◆ WORK TASK ◆
Reproduce the first line of the entries that follow and each later line, word for word, ending with the one containing "to 0.05 Å).".

◆ INFORMATION SHOWN ◆
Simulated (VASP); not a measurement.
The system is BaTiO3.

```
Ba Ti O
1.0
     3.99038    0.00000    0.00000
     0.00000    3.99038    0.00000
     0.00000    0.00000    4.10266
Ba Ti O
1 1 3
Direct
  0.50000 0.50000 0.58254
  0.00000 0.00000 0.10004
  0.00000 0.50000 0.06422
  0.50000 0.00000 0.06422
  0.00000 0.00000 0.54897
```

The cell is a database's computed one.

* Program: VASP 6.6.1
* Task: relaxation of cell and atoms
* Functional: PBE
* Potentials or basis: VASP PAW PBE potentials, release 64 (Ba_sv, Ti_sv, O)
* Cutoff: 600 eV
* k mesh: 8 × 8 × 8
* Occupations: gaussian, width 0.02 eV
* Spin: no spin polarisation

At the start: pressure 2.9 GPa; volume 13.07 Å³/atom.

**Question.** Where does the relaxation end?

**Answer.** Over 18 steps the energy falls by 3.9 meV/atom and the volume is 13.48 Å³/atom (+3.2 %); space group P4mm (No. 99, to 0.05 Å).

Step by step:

◆ YOUR RESPONSE ◆
Simulated (VASP); not a measurement.
The system is BaTiO3.

```
Ba Ti O
1.0
     3.99038    0.00000    0.00000
     0.00000    3.99038    0.00000
     0.00000    0.00000    4.10266
Ba Ti O
1 1 3
Direct
  0.50000 0.50000 0.58254
  0.00000 0.00000 0.10004
  0.00000 0.50000 0.06422
  0.50000 0.00000 0.06422
  0.00000 0.00000 0.54897
```

The cell is a database's computed one.

* Program: VASP 6.6.1
* Task: relaxation of cell and atoms
* Functional: PBE
* Potentials or basis: VASP PAW PBE potentials, release 64 (Ba_sv, Ti_sv, O)
* Cutoff: 600 eV
* k mesh: 8 × 8 × 8
* Occupations: gaussian, width 0.02 eV
* Spin: no spin polarisation

At the start: pressure 2.9 GPa; volume 13.07 Å³/atom.

**Question.** Where does the relaxation end?

**Answer.** Over 18 steps the energy falls by 3.9 meV/atom and the volume is 13.48 Å³/atom (+3.2 %); space group P4mm (No. 99, to 0.05 Å).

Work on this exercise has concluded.